§ **Assignment**: Word for word, reproduce every line of the data.

§ **Provided data**:

※

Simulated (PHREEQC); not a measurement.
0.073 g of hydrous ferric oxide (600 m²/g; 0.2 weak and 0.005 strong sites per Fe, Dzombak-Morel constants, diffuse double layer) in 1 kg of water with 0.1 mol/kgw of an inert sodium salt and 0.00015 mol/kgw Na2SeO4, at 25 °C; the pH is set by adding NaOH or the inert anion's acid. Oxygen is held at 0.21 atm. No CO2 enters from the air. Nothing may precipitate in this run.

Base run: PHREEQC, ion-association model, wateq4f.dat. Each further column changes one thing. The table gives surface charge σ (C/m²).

※

§ **Exercise result**:
Simulated (PHREEQC); not a measurement.
0.073 g of hydrous ferric oxide (600 m²/g; 0.2 weak and 0.005 strong sites per Fe, Dzombak-Morel constants, diffuse double layer) in 1 kg of water with 0.1 mol/kgw of an inert sodium salt and 0.00015 mol/kgw Na2SeO4, at 25 °C; the pH is set by adding NaOH or the inert anion's acid. Oxygen is held at 0.21 atm. No CO2 enters from the air. Nothing may precipitate in this run.

Base run: PHREEQC, ion-association model, wateq4f.dat. Each further column changes one thing. The table gives surface charge σ (C/m²).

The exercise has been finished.